===== Source data
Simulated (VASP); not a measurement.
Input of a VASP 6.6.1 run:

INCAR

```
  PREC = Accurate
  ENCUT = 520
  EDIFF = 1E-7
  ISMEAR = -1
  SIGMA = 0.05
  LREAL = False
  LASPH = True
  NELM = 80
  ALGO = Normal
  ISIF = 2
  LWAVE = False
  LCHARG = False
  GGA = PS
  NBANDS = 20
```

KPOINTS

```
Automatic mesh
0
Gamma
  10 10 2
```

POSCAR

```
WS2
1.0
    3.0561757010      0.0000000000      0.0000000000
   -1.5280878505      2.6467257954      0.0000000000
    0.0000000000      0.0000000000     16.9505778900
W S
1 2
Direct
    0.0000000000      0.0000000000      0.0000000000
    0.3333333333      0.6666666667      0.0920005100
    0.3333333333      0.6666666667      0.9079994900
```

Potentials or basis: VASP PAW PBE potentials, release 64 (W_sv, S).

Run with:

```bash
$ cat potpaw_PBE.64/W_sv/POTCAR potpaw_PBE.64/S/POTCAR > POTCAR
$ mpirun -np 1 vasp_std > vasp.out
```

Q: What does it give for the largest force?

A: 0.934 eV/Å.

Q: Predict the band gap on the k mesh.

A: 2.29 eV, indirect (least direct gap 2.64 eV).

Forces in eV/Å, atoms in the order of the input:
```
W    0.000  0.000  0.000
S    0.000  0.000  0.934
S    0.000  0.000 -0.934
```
==========

Look above for the line holding "Potentials or basis: VASP", then set down exactly that line and every line after it up to and including the line holding "A: 0.934 eV/Å.", with nothing else.

Potentials or basis: VASP PAW PBE potentials, release 64 (W_sv, S).

Run with:

```bash
$ cat potpaw_PBE.64/W_sv/POTCAR potpaw_PBE.64/S/POTCAR > POTCAR
$ mpirun -np 1 vasp_std > vasp.out
```

Q: What does it give for the largest force?

A: 0.934 eV/Å.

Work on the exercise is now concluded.